------------------------
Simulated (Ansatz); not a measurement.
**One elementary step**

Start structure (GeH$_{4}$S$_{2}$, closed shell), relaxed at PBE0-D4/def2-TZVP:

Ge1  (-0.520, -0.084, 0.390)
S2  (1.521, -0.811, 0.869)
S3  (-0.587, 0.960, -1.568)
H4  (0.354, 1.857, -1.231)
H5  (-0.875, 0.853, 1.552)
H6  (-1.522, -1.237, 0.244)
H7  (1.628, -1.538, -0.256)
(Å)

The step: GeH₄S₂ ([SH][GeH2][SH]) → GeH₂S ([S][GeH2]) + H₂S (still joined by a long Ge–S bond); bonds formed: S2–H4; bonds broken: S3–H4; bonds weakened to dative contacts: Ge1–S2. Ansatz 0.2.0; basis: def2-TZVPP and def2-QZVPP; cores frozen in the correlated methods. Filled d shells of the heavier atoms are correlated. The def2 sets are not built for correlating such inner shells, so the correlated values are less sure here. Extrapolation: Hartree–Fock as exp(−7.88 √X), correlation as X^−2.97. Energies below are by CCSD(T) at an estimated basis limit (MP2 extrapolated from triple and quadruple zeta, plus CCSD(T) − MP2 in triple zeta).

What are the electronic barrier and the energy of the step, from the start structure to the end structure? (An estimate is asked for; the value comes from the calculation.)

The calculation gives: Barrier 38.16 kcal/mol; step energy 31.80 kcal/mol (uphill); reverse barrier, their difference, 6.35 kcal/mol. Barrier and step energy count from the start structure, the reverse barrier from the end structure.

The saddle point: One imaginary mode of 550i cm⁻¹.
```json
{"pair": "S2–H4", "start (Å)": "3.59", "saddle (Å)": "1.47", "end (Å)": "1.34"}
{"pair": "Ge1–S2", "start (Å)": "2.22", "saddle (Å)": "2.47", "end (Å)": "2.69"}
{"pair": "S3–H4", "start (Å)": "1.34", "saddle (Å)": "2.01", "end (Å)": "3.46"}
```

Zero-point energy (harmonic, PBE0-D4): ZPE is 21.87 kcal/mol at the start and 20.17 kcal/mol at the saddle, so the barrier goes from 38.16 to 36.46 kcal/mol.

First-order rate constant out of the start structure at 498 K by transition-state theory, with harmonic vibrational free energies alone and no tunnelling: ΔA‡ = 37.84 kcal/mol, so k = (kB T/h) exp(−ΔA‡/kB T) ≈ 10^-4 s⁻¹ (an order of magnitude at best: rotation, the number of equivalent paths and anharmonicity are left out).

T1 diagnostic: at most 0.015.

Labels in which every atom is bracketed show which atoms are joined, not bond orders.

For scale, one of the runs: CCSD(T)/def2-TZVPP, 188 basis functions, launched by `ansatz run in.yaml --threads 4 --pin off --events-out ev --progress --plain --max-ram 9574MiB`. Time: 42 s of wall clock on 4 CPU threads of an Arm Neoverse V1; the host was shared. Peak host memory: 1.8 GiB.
------------------------

▶ [Assigned task] The answer should contain only the lines from the first line of the entries through the line holding "T1 diagnostic: at most 0.015.", each exactly as written.

▶ [Worked solution]
Simulated (Ansatz); not a measurement.
**One elementary step**

Start structure (GeH$_{4}$S$_{2}$, closed shell), relaxed at PBE0-D4/def2-TZVP:

Ge1  (-0.520, -0.084, 0.390)
S2  (1.521, -0.811, 0.869)
S3  (-0.587, 0.960, -1.568)
H4  (0.354, 1.857, -1.231)
H5  (-0.875, 0.853, 1.552)
H6  (-1.522, -1.237, 0.244)
H7  (1.628, -1.538, -0.256)
(Å)

The step: GeH₄S₂ ([SH][GeH2][SH]) → GeH₂S ([S][GeH2]) + H₂S (still joined by a long Ge–S bond); bonds formed: S2–H4; bonds broken: S3–H4; bonds weakened to dative contacts: Ge1–S2. Ansatz 0.2.0; basis: def2-TZVPP and def2-QZVPP; cores frozen in the correlated methods. Filled d shells of the heavier atoms are correlated. The def2 sets are not built for correlating such inner shells, so the correlated values are less sure here. Extrapolation: Hartree–Fock as exp(−7.88 √X), correlation as X^−2.97. Energies below are by CCSD(T) at an estimated basis limit (MP2 extrapolated from triple and quadruple zeta, plus CCSD(T) − MP2 in triple zeta).

What are the electronic barrier and the energy of the step, from the start structure to the end structure? (An estimate is asked for; the value comes from the calculation.)

The calculation gives: Barrier 38.16 kcal/mol; step energy 31.80 kcal/mol (uphill); reverse barrier, their difference, 6.35 kcal/mol. Barrier and step energy count from the start structure, the reverse barrier from the end structure.

The saddle point: One imaginary mode of 550i cm⁻¹.
```json
{"pair": "S2–H4", "start (Å)": "3.59", "saddle (Å)": "1.47", "end (Å)": "1.34"}
{"pair": "Ge1–S2", "start (Å)": "2.22", "saddle (Å)": "2.47", "end (Å)": "2.69"}
{"pair": "S3–H4", "start (Å)": "1.34", "saddle (Å)": "2.01", "end (Å)": "3.46"}
```

Zero-point energy (harmonic, PBE0-D4): ZPE is 21.87 kcal/mol at the start and 20.17 kcal/mol at the saddle, so the barrier goes from 38.16 to 36.46 kcal/mol.

First-order rate constant out of the start structure at 498 K by transition-state theory, with harmonic vibrational free energies alone and no tunnelling: ΔA‡ = 37.84 kcal/mol, so k = (kB T/h) exp(−ΔA‡/kB T) ≈ 10^-4 s⁻¹ (an order of magnitude at best: rotation, the number of equivalent paths and anharmonicity are left out).

T1 diagnostic: at most 0.015.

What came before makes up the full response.